Assignment »
Starting at the top of the entries, restate word for word each line up to and including the one with "Calculation: PySCF 2.14.0".

(Record extracts Opens)
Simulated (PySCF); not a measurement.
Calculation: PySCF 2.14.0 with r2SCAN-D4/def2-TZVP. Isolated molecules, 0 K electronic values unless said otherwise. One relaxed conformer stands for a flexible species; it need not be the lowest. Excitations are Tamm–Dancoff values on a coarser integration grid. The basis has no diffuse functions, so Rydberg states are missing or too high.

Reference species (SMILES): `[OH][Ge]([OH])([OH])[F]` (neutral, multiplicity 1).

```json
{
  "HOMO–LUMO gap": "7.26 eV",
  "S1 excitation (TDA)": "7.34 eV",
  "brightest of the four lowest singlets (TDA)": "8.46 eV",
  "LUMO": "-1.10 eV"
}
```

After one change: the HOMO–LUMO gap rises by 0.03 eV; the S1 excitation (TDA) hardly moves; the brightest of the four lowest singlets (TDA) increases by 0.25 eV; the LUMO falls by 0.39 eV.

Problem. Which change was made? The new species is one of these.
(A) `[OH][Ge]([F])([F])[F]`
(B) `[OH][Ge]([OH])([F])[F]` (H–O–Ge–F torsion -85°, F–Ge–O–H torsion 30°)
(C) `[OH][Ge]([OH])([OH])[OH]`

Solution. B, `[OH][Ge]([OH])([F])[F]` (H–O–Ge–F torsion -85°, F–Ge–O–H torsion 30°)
(Record extracts Closes)

Task answer »
Simulated (PySCF); not a measurement.
Calculation: PySCF 2.14.0 with r2SCAN-D4/def2-TZVP. Isolated molecules, 0 K electronic values unless said otherwise. One relaxed conformer stands for a flexible species; it need not be the lowest. Excitations are Tamm–Dancoff values on a coarser integration grid. The basis has no diffuse functions, so Rydberg states are missing or too high.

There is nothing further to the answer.